RECORD EXCERPTS:
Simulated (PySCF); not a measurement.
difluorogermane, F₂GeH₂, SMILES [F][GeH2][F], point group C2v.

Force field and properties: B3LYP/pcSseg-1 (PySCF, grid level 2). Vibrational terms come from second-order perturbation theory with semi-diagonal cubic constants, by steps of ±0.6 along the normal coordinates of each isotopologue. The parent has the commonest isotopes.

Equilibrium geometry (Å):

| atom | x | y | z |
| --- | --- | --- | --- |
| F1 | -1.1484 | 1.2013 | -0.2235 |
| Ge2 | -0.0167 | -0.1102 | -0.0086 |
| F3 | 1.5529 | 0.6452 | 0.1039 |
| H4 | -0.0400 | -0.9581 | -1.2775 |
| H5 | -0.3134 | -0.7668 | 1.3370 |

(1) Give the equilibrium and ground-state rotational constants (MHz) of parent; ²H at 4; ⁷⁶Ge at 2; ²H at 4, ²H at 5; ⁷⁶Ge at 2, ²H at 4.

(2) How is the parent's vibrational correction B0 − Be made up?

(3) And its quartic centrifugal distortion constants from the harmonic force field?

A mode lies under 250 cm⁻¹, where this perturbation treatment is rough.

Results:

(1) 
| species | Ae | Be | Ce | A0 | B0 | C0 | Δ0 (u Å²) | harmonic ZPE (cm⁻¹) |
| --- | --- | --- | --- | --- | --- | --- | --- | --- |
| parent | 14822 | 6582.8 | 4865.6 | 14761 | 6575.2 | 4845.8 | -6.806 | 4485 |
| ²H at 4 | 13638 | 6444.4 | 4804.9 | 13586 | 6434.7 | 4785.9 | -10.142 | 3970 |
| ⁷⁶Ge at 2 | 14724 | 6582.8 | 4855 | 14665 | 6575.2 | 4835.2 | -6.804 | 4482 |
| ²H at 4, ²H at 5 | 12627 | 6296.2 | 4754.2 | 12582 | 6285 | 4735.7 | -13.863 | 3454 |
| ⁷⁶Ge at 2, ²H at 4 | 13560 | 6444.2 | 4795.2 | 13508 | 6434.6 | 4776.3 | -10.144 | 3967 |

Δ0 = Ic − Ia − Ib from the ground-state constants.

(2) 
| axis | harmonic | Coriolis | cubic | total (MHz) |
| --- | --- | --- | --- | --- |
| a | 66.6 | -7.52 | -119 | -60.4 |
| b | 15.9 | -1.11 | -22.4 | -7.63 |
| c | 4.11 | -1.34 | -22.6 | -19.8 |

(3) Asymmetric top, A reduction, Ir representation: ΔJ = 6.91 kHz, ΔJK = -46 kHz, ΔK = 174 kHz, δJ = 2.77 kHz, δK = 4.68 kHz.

WORK ITEM:
A verbatim transcription is needed of the lines above, starting at the line with "(1) Give the" and ending at the line with "-22.6 | -19.8 |", both included, and of nothing else.

TASK OUTPUT:
(1) Give the equilibrium and ground-state rotational constants (MHz) of parent; ²H at 4; ⁷⁶Ge at 2; ²H at 4, ²H at 5; ⁷⁶Ge at 2, ²H at 4.

(2) How is the parent's vibrational correction B0 − Be made up?

(3) And its quartic centrifugal distortion constants from the harmonic force field?

A mode lies under 250 cm⁻¹, where this perturbation treatment is rough.

Results:

(1) 
| species | Ae | Be | Ce | A0 | B0 | C0 | Δ0 (u Å²) | harmonic ZPE (cm⁻¹) |
| --- | --- | --- | --- | --- | --- | --- | --- | --- |
| parent | 14822 | 6582.8 | 4865.6 | 14761 | 6575.2 | 4845.8 | -6.806 | 4485 |
| ²H at 4 | 13638 | 6444.4 | 4804.9 | 13586 | 6434.7 | 4785.9 | -10.142 | 3970 |
| ⁷⁶Ge at 2 | 14724 | 6582.8 | 4855 | 14665 | 6575.2 | 4835.2 | -6.804 | 4482 |
| ²H at 4, ²H at 5 | 12627 | 6296.2 | 4754.2 | 12582 | 6285 | 4735.7 | -13.863 | 3454 |
| ⁷⁶Ge at 2, ²H at 4 | 13560 | 6444.2 | 4795.2 | 13508 | 6434.6 | 4776.3 | -10.144 | 3967 |

Δ0 = Ic − Ia − Ib from the ground-state constants.

(2) 
| axis | harmonic | Coriolis | cubic | total (MHz) |
| --- | --- | --- | --- | --- |
| a | 66.6 | -7.52 | -119 | -60.4 |
| b | 15.9 | -1.11 | -22.4 | -7.63 |
| c | 4.11 | -1.34 | -22.6 | -19.8 |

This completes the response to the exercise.